BRIEF
Please return each record exactly, leaving nothing out.

DATA RECORDS
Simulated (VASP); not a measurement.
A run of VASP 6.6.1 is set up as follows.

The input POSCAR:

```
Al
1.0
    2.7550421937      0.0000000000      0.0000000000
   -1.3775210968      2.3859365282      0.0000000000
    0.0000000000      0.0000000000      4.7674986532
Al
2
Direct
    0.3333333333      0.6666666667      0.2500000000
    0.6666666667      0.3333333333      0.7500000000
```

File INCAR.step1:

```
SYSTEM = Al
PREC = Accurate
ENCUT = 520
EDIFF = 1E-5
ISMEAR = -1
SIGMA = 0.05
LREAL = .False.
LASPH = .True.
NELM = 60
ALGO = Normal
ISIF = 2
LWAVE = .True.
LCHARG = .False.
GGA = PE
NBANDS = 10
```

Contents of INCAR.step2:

RESPONSE AREA
Simulated (VASP); not a measurement.
A run of VASP 6.6.1 is set up as follows.

The input POSCAR:

```
Al
1.0
    2.7550421937      0.0000000000      0.0000000000
   -1.3775210968      2.3859365282      0.0000000000
    0.0000000000      0.0000000000      4.7674986532
Al
2
Direct
    0.3333333333      0.6666666667      0.2500000000
    0.6666666667      0.3333333333      0.7500000000
```

File INCAR.step1:

```
SYSTEM = Al
PREC = Accurate
ENCUT = 520
EDIFF = 1E-5
ISMEAR = -1
SIGMA = 0.05
LREAL = .False.
LASPH = .True.
NELM = 60
ALGO = Normal
ISIF = 2
LWAVE = .True.
LCHARG = .False.
GGA = PE
NBANDS = 10
```

Contents of INCAR.step2:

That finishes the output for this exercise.